EXERCISE DATA:
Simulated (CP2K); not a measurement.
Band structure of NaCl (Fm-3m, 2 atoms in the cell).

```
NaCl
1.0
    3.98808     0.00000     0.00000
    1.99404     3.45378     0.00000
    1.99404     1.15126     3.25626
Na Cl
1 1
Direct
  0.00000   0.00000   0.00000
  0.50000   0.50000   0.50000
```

TASK ITEM:
In full and without alteration, write out each record.

EXERCISE SOLUTION:
Simulated (CP2K); not a measurement.
Band structure of NaCl (Fm-3m, 2 atoms in the cell).

```
NaCl
1.0
    3.98808     0.00000     0.00000
    1.99404     3.45378     0.00000
    1.99404     1.15126     3.25626
Na Cl
1 1
Direct
  0.00000   0.00000   0.00000
  0.50000   0.50000   0.50000
```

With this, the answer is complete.